BEGIN Given information

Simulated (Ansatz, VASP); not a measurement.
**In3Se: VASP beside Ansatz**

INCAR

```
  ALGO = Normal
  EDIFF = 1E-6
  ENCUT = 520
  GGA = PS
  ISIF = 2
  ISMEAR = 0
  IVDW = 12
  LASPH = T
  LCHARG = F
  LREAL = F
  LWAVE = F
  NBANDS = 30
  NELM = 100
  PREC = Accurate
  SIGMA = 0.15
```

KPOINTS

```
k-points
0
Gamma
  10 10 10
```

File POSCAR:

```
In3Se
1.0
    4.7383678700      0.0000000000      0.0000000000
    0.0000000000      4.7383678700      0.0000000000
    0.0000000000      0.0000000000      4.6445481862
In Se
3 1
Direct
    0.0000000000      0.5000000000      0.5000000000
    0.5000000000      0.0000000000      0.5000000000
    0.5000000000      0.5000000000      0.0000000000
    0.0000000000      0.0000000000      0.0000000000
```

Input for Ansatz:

END Given information

Write out the entire listing above once more. Keep it exact.

Simulated (Ansatz, VASP); not a measurement.
**In3Se: VASP beside Ansatz**

INCAR

```
  ALGO = Normal
  EDIFF = 1E-6
  ENCUT = 520
  GGA = PS
  ISIF = 2
  ISMEAR = 0
  IVDW = 12
  LASPH = T
  LCHARG = F
  LREAL = F
  LWAVE = F
  NBANDS = 30
  NELM = 100
  PREC = Accurate
  SIGMA = 0.15
```

KPOINTS

```
k-points
0
Gamma
  10 10 10
```

File POSCAR:

```
In3Se
1.0
    4.7383678700      0.0000000000      0.0000000000
    0.0000000000      4.7383678700      0.0000000000
    0.0000000000      0.0000000000      4.6445481862
In Se
3 1
Direct
    0.0000000000      0.5000000000      0.5000000000
    0.5000000000      0.0000000000      0.5000000000
    0.5000000000      0.5000000000      0.0000000000
    0.0000000000      0.0000000000      0.0000000000
```

Input for Ansatz:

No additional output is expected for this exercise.